(INFORMATION PROVIDED begins)

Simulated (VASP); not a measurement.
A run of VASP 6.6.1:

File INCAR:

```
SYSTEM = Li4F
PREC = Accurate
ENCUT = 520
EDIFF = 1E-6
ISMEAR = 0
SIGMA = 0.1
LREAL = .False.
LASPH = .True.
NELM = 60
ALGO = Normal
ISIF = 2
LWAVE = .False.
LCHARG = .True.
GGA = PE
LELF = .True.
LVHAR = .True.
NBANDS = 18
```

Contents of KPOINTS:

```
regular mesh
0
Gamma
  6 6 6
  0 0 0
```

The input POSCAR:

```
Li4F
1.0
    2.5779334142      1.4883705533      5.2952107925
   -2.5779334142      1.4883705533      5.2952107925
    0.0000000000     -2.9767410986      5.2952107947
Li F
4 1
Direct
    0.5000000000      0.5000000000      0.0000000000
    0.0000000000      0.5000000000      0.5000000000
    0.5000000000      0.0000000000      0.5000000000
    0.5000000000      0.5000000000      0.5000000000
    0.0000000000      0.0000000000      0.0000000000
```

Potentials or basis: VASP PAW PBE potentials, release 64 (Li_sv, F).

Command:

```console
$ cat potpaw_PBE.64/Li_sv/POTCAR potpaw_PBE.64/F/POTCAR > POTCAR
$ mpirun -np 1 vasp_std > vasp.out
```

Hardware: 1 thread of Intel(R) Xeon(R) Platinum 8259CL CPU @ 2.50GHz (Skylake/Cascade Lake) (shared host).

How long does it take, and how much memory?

(INFORMATION PROVIDED ends)

# REQUIREMENT
When copying the data above, please keep exactly the lines from its first line through the line with "Hardware: 1 thread", both ends included, and drop the rest.

# WRITTEN SOLUTION
Simulated (VASP); not a measurement.
A run of VASP 6.6.1:

File INCAR:

```
SYSTEM = Li4F
PREC = Accurate
ENCUT = 520
EDIFF = 1E-6
ISMEAR = 0
SIGMA = 0.1
LREAL = .False.
LASPH = .True.
NELM = 60
ALGO = Normal
ISIF = 2
LWAVE = .False.
LCHARG = .True.
GGA = PE
LELF = .True.
LVHAR = .True.
NBANDS = 18
```

Contents of KPOINTS:

```
regular mesh
0
Gamma
  6 6 6
  0 0 0
```

The input POSCAR:

```
Li4F
1.0
    2.5779334142      1.4883705533      5.2952107925
   -2.5779334142      1.4883705533      5.2952107925
    0.0000000000     -2.9767410986      5.2952107947
Li F
4 1
Direct
    0.5000000000      0.5000000000      0.0000000000
    0.0000000000      0.5000000000      0.5000000000
    0.5000000000      0.0000000000      0.5000000000
    0.5000000000      0.5000000000      0.5000000000
    0.0000000000      0.0000000000      0.0000000000
```

Potentials or basis: VASP PAW PBE potentials, release 64 (Li_sv, F).

Command:

```console
$ cat potpaw_PBE.64/Li_sv/POTCAR potpaw_PBE.64/F/POTCAR > POTCAR
$ mpirun -np 1 vasp_std > vasp.out
```

Hardware: 1 thread of Intel(R) Xeon(R) Platinum 8259CL CPU @ 2.50GHz (Skylake/Cascade Lake) (shared host).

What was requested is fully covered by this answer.